» Exercise
Give every line of the material again, exactly as written.

» Data provided
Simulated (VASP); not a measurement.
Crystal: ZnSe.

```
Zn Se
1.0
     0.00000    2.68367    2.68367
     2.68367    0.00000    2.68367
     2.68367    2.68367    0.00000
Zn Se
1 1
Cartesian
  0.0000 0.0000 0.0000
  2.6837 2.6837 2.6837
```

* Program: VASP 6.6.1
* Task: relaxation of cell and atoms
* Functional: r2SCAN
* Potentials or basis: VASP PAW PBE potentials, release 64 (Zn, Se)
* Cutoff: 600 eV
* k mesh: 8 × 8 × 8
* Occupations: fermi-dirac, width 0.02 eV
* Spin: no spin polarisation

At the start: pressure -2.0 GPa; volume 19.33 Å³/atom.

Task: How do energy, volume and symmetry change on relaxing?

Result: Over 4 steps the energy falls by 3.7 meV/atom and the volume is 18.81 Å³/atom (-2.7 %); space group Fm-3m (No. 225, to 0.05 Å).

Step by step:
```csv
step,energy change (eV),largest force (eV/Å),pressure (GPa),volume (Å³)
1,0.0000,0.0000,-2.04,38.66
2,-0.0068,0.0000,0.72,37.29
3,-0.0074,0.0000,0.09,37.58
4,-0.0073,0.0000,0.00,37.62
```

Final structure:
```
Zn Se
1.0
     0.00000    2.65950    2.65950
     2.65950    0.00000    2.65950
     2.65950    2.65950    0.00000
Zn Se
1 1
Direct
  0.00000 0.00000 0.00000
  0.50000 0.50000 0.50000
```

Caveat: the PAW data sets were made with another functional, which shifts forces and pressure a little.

» Written reply
Simulated (VASP); not a measurement.
Crystal: ZnSe.

```
Zn Se
1.0
     0.00000    2.68367    2.68367
     2.68367    0.00000    2.68367
     2.68367    2.68367    0.00000
Zn Se
1 1
Cartesian
  0.0000 0.0000 0.0000
  2.6837 2.6837 2.6837
```

* Program: VASP 6.6.1
* Task: relaxation of cell and atoms
* Functional: r2SCAN
* Potentials or basis: VASP PAW PBE potentials, release 64 (Zn, Se)
* Cutoff: 600 eV
* k mesh: 8 × 8 × 8
* Occupations: fermi-dirac, width 0.02 eV
* Spin: no spin polarisation

At the start: pressure -2.0 GPa; volume 19.33 Å³/atom.

Task: How do energy, volume and symmetry change on relaxing?

Result: Over 4 steps the energy falls by 3.7 meV/atom and the volume is 18.81 Å³/atom (-2.7 %); space group Fm-3m (No. 225, to 0.05 Å).

Step by step:
```csv
step,energy change (eV),largest force (eV/Å),pressure (GPa),volume (Å³)
1,0.0000,0.0000,-2.04,38.66
2,-0.0068,0.0000,0.72,37.29
3,-0.0074,0.0000,0.09,37.58
4,-0.0073,0.0000,0.00,37.62
```

Final structure:
```
Zn Se
1.0
     0.00000    2.65950    2.65950
     2.65950    0.00000    2.65950
     2.65950    2.65950    0.00000
Zn Se
1 1
Direct
  0.00000 0.00000 0.00000
  0.50000 0.50000 0.50000
```

Caveat: the PAW data sets were made with another functional, which shifts forces and pressure a little.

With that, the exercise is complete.